Exercise — What do the lines say from the start of the entries through the one containing "Space group P6_3mc"? Repeat them exactly.

***** Data extract *****

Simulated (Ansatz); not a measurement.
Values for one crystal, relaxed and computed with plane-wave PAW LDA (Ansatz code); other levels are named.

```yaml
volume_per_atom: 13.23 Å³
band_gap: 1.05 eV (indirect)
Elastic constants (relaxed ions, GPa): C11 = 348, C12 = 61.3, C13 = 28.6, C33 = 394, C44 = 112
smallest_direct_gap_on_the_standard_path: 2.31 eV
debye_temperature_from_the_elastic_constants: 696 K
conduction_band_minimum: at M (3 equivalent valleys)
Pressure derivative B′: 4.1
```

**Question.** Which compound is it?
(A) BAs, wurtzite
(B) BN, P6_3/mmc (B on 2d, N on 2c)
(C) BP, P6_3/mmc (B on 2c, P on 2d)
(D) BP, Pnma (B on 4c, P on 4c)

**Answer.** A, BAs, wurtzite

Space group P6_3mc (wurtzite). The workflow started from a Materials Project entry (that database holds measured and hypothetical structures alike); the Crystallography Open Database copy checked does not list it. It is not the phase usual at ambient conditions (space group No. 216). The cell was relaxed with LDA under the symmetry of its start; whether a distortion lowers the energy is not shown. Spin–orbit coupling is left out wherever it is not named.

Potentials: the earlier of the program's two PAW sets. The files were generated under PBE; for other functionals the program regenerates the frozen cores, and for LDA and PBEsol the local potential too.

*****

Task output —
Simulated (Ansatz); not a measurement.
Values for one crystal, relaxed and computed with plane-wave PAW LDA (Ansatz code); other levels are named.

```yaml
volume_per_atom: 13.23 Å³
band_gap: 1.05 eV (indirect)
Elastic constants (relaxed ions, GPa): C11 = 348, C12 = 61.3, C13 = 28.6, C33 = 394, C44 = 112
smallest_direct_gap_on_the_standard_path: 2.31 eV
debye_temperature_from_the_elastic_constants: 696 K
conduction_band_minimum: at M (3 equivalent valleys)
Pressure derivative B′: 4.1
```

**Question.** Which compound is it?
(A) BAs, wurtzite
(B) BN, P6_3/mmc (B on 2d, N on 2c)
(C) BP, P6_3/mmc (B on 2c, P on 2d)
(D) BP, Pnma (B on 4c, P on 4c)

**Answer.** A, BAs, wurtzite

Space group P6_3mc (wurtzite). The workflow started from a Materials Project entry (that database holds measured and hypothetical structures alike); the Crystallography Open Database copy checked does not list it. It is not the phase usual at ambient conditions (space group No. 216). The cell was relaxed with LDA under the symmetry of its start; whether a distortion lowers the energy is not shown. Spin–orbit coupling is left out wherever it is not named.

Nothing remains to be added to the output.